- Record excerpts:
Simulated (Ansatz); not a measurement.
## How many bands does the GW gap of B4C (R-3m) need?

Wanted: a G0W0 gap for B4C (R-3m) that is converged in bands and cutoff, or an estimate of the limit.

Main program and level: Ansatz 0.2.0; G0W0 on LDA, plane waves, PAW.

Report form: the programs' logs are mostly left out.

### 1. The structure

- Assignment: What is needed here is an exact copy of every record.

- Exercise result:
Simulated (Ansatz); not a measurement.
## How many bands does the GW gap of B4C (R-3m) need?

Wanted: a G0W0 gap for B4C (R-3m) that is converged in bands and cutoff, or an estimate of the limit.

Main program and level: Ansatz 0.2.0; G0W0 on LDA, plane waves, PAW.

Report form: the programs' logs are mostly left out.

### 1. The structure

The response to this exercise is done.